|---|

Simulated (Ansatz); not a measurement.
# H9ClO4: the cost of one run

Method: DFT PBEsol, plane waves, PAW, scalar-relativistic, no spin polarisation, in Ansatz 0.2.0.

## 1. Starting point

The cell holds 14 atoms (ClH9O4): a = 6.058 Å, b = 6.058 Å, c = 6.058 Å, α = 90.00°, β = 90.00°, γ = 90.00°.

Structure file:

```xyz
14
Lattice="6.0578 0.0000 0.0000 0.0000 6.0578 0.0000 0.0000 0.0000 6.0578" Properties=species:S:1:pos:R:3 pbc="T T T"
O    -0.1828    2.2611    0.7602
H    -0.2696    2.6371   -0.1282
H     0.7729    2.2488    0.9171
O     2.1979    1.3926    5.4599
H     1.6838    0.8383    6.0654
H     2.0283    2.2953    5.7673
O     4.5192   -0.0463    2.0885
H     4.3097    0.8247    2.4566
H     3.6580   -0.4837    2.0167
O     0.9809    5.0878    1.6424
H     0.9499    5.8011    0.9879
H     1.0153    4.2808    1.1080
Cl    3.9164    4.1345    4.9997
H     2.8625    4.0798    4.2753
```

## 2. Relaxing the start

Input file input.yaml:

|---|

ACTION ITEM ->
In full and exactly as written, repeat the data.

ANSWER BOX ->
Simulated (Ansatz); not a measurement.
# H9ClO4: the cost of one run

Method: DFT PBEsol, plane waves, PAW, scalar-relativistic, no spin polarisation, in Ansatz 0.2.0.

## 1. Starting point

The cell holds 14 atoms (ClH9O4): a = 6.058 Å, b = 6.058 Å, c = 6.058 Å, α = 90.00°, β = 90.00°, γ = 90.00°.

Structure file:

```xyz
14
Lattice="6.0578 0.0000 0.0000 0.0000 6.0578 0.0000 0.0000 0.0000 6.0578" Properties=species:S:1:pos:R:3 pbc="T T T"
O    -0.1828    2.2611    0.7602
H    -0.2696    2.6371   -0.1282
H     0.7729    2.2488    0.9171
O     2.1979    1.3926    5.4599
H     1.6838    0.8383    6.0654
H     2.0283    2.2953    5.7673
O     4.5192   -0.0463    2.0885
H     4.3097    0.8247    2.4566
H     3.6580   -0.4837    2.0167
O     0.9809    5.0878    1.6424
H     0.9499    5.8011    0.9879
H     1.0153    4.2808    1.1080
Cl    3.9164    4.1345    4.9997
H     2.8625    4.0798    4.2753
```

## 2. Relaxing the start

Input file input.yaml:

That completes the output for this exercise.